**BRIEF:** Reproduce each entry below verbatim.

Segment Start: INPUT DATA
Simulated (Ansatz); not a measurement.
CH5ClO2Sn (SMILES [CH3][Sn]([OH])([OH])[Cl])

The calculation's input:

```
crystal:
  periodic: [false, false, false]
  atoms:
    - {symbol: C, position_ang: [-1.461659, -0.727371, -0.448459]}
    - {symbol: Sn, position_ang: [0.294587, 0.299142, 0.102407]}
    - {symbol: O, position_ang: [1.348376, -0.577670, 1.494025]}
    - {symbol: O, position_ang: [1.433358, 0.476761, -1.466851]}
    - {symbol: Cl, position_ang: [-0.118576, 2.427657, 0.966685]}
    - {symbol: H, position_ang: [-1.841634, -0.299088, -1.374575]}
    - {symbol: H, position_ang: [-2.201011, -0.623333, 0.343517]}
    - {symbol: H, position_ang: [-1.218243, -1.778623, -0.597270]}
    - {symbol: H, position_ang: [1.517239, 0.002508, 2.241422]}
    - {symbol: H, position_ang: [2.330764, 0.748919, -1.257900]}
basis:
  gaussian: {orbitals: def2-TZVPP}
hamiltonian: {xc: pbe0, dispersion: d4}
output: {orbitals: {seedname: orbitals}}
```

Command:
Segment End: INPUT DATA

**EXERCISE RESULT:**
Simulated (Ansatz); not a measurement.
CH5ClO2Sn (SMILES [CH3][Sn]([OH])([OH])[Cl])

The calculation's input:

```
crystal:
  periodic: [false, false, false]
  atoms:
    - {symbol: C, position_ang: [-1.461659, -0.727371, -0.448459]}
    - {symbol: Sn, position_ang: [0.294587, 0.299142, 0.102407]}
    - {symbol: O, position_ang: [1.348376, -0.577670, 1.494025]}
    - {symbol: O, position_ang: [1.433358, 0.476761, -1.466851]}
    - {symbol: Cl, position_ang: [-0.118576, 2.427657, 0.966685]}
    - {symbol: H, position_ang: [-1.841634, -0.299088, -1.374575]}
    - {symbol: H, position_ang: [-2.201011, -0.623333, 0.343517]}
    - {symbol: H, position_ang: [-1.218243, -1.778623, -0.597270]}
    - {symbol: H, position_ang: [1.517239, 0.002508, 2.241422]}
    - {symbol: H, position_ang: [2.330764, 0.748919, -1.257900]}
basis:
  gaussian: {orbitals: def2-TZVPP}
hamiltonian: {xc: pbe0, dispersion: d4}
output: {orbitals: {seedname: orbitals}}
```

Command:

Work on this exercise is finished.